********

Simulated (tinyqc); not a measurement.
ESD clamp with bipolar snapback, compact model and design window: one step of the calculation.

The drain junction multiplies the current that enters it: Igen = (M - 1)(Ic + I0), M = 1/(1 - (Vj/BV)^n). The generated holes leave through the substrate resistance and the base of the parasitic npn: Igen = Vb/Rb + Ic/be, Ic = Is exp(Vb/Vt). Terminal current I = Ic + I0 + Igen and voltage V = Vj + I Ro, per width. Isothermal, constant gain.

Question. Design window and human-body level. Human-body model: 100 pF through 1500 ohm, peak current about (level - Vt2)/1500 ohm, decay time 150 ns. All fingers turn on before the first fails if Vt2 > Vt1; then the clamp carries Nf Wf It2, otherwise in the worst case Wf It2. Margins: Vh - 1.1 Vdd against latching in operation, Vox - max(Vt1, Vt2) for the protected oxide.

********

* Work request *
Every entry is to be restated word for word.

* Reply *
Simulated (tinyqc); not a measurement.
ESD clamp with bipolar snapback, compact model and design window: one step of the calculation.

The drain junction multiplies the current that enters it: Igen = (M - 1)(Ic + I0), M = 1/(1 - (Vj/BV)^n). The generated holes leave through the substrate resistance and the base of the parasitic npn: Igen = Vb/Rb + Ic/be, Ic = Is exp(Vb/Vt). Terminal current I = Ic + I0 + Igen and voltage V = Vj + I Ro, per width. Isothermal, constant gain.

Question. Design window and human-body level. Human-body model: 100 pF through 1500 ohm, peak current about (level - Vt2)/1500 ohm, decay time 150 ns. All fingers turn on before the first fails if Vt2 > Vt1; then the clamp carries Nf Wf It2, otherwise in the worst case Wf It2. Margins: Vh - 1.1 Vdd against latching in operation, Vox - max(Vt1, Vt2) for the protected oxide.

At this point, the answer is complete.